### Work task
From the records below, extract only the lines running from the line with "- Occupations: fermi-dirac, width 0.05 eV" to the line with "Caveat: the cell", both lines included, reproducing them exactly.

━━━━━━━━

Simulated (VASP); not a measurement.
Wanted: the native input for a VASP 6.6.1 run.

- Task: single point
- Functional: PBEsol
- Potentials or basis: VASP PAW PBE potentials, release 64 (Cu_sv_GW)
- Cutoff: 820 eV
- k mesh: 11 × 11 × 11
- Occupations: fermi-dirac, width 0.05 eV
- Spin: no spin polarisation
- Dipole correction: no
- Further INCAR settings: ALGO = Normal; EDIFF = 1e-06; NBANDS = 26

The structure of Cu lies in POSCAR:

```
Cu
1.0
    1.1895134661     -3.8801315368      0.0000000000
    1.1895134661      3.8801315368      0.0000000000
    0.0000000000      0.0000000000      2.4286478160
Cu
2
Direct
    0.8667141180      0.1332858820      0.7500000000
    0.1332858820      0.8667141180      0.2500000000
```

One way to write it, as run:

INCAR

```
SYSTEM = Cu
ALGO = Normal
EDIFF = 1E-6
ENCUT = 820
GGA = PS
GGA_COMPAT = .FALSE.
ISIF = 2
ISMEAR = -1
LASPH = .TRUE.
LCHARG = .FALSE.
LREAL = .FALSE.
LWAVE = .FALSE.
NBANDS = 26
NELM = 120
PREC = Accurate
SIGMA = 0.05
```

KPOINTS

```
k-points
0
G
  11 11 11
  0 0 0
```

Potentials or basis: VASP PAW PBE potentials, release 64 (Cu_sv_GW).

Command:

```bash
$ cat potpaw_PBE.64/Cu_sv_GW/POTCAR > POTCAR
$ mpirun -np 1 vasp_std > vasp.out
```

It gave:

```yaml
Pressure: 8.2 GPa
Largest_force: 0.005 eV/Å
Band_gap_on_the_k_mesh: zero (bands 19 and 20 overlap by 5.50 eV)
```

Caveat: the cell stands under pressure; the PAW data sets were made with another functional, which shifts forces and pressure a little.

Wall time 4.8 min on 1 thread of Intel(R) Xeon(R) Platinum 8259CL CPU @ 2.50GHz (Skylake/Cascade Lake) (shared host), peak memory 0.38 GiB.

━━━━━━━━

### Solution
- Occupations: fermi-dirac, width 0.05 eV
- Spin: no spin polarisation
- Dipole correction: no
- Further INCAR settings: ALGO = Normal; EDIFF = 1e-06; NBANDS = 26

The structure of Cu lies in POSCAR:

```
Cu
1.0
    1.1895134661     -3.8801315368      0.0000000000
    1.1895134661      3.8801315368      0.0000000000
    0.0000000000      0.0000000000      2.4286478160
Cu
2
Direct
    0.8667141180      0.1332858820      0.7500000000
    0.1332858820      0.8667141180      0.2500000000
```

One way to write it, as run:

INCAR

```
SYSTEM = Cu
ALGO = Normal
EDIFF = 1E-6
ENCUT = 820
GGA = PS
GGA_COMPAT = .FALSE.
ISIF = 2
ISMEAR = -1
LASPH = .TRUE.
LCHARG = .FALSE.
LREAL = .FALSE.
LWAVE = .FALSE.
NBANDS = 26
NELM = 120
PREC = Accurate
SIGMA = 0.05
```

KPOINTS

```
k-points
0
G
  11 11 11
  0 0 0
```

Potentials or basis: VASP PAW PBE potentials, release 64 (Cu_sv_GW).

Command:

```bash
$ cat potpaw_PBE.64/Cu_sv_GW/POTCAR > POTCAR
$ mpirun -np 1 vasp_std > vasp.out
```

It gave:

```yaml
Pressure: 8.2 GPa
Largest_force: 0.005 eV/Å
Band_gap_on_the_k_mesh: zero (bands 19 and 20 overlap by 5.50 eV)
```

Caveat: the cell stands under pressure; the PAW data sets were made with another functional, which shifts forces and pressure a little.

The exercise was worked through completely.